#### Required action:
Return every line from the one with "- Gap 1.82 eV: indirect" through the one with "This step: DFT, PBE, plane waves, PAW.", inclusive, exactly as it appears below.

■ ■ ■ ■ ■ ■ ■
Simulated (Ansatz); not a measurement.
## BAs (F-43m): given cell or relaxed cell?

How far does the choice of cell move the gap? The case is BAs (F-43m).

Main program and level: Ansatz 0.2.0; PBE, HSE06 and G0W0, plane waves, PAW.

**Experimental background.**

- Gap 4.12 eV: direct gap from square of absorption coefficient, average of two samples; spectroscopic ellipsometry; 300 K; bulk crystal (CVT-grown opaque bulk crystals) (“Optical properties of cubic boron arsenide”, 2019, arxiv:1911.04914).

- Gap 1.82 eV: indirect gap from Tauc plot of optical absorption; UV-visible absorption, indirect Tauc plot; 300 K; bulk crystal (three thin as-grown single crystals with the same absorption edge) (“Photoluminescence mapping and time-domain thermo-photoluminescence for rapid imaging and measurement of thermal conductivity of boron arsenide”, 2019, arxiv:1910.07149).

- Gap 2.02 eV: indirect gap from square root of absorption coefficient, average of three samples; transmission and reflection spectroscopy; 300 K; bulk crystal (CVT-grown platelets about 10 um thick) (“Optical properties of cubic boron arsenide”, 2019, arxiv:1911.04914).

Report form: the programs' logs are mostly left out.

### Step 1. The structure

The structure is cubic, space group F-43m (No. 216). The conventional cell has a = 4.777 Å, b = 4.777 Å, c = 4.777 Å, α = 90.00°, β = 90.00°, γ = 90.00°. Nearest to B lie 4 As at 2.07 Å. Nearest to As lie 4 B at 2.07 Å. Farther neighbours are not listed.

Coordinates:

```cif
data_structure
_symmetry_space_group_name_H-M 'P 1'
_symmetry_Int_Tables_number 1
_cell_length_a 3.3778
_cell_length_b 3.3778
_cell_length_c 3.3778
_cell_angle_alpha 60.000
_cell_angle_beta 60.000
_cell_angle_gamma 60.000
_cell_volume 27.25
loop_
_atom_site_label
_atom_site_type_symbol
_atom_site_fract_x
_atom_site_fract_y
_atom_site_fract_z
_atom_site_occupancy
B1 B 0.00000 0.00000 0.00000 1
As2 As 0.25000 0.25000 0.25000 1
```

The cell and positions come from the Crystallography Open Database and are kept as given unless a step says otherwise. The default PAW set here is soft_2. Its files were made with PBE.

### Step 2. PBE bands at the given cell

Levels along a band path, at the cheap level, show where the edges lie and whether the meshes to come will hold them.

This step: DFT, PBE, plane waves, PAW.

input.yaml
■ ■ ■ ■ ■ ■ ■

#### Worked solution:
- Gap 1.82 eV: indirect gap from Tauc plot of optical absorption; UV-visible absorption, indirect Tauc plot; 300 K; bulk crystal (three thin as-grown single crystals with the same absorption edge) (“Photoluminescence mapping and time-domain thermo-photoluminescence for rapid imaging and measurement of thermal conductivity of boron arsenide”, 2019, arxiv:1910.07149).

- Gap 2.02 eV: indirect gap from square root of absorption coefficient, average of three samples; transmission and reflection spectroscopy; 300 K; bulk crystal (CVT-grown platelets about 10 um thick) (“Optical properties of cubic boron arsenide”, 2019, arxiv:1911.04914).

Report form: the programs' logs are mostly left out.

### Step 1. The structure

The structure is cubic, space group F-43m (No. 216). The conventional cell has a = 4.777 Å, b = 4.777 Å, c = 4.777 Å, α = 90.00°, β = 90.00°, γ = 90.00°. Nearest to B lie 4 As at 2.07 Å. Nearest to As lie 4 B at 2.07 Å. Farther neighbours are not listed.

Coordinates:

```cif
data_structure
_symmetry_space_group_name_H-M 'P 1'
_symmetry_Int_Tables_number 1
_cell_length_a 3.3778
_cell_length_b 3.3778
_cell_length_c 3.3778
_cell_angle_alpha 60.000
_cell_angle_beta 60.000
_cell_angle_gamma 60.000
_cell_volume 27.25
loop_
_atom_site_label
_atom_site_type_symbol
_atom_site_fract_x
_atom_site_fract_y
_atom_site_fract_z
_atom_site_occupancy
B1 B 0.00000 0.00000 0.00000 1
As2 As 0.25000 0.25000 0.25000 1
```

The cell and positions come from the Crystallography Open Database and are kept as given unless a step says otherwise. The default PAW set here is soft_2. Its files were made with PBE.

### Step 2. PBE bands at the given cell

Levels along a band path, at the cheap level, show where the edges lie and whether the meshes to come will hold them.

This step: DFT, PBE, plane waves, PAW.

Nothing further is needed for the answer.